## Activity:
Lines from the top of the entries through the line that has "The input as" must be duplicated exactly, and no others.

## Record excerpts:
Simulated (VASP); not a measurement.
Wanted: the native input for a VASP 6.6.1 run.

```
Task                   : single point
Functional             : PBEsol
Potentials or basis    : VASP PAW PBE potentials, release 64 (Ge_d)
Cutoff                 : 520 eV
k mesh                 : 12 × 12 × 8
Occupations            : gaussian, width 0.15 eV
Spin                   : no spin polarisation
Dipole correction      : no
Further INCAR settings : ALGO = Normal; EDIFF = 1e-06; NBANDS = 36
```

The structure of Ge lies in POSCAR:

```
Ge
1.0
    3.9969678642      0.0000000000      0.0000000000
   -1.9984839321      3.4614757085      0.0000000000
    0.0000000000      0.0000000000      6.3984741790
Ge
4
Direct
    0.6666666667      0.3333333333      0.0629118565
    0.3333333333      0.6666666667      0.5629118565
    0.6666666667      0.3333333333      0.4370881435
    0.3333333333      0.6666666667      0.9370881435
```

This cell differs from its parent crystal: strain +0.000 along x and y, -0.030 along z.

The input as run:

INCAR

## Response area:
Simulated (VASP); not a measurement.
Wanted: the native input for a VASP 6.6.1 run.

```
Task                   : single point
Functional             : PBEsol
Potentials or basis    : VASP PAW PBE potentials, release 64 (Ge_d)
Cutoff                 : 520 eV
k mesh                 : 12 × 12 × 8
Occupations            : gaussian, width 0.15 eV
Spin                   : no spin polarisation
Dipole correction      : no
Further INCAR settings : ALGO = Normal; EDIFF = 1e-06; NBANDS = 36
```

The structure of Ge lies in POSCAR:

```
Ge
1.0
    3.9969678642      0.0000000000      0.0000000000
   -1.9984839321      3.4614757085      0.0000000000
    0.0000000000      0.0000000000      6.3984741790
Ge
4
Direct
    0.6666666667      0.3333333333      0.0629118565
    0.3333333333      0.6666666667      0.5629118565
    0.6666666667      0.3333333333      0.4370881435
    0.3333333333      0.6666666667      0.9370881435
```

This cell differs from its parent crystal: strain +0.000 along x and y, -0.030 along z.

The input as run:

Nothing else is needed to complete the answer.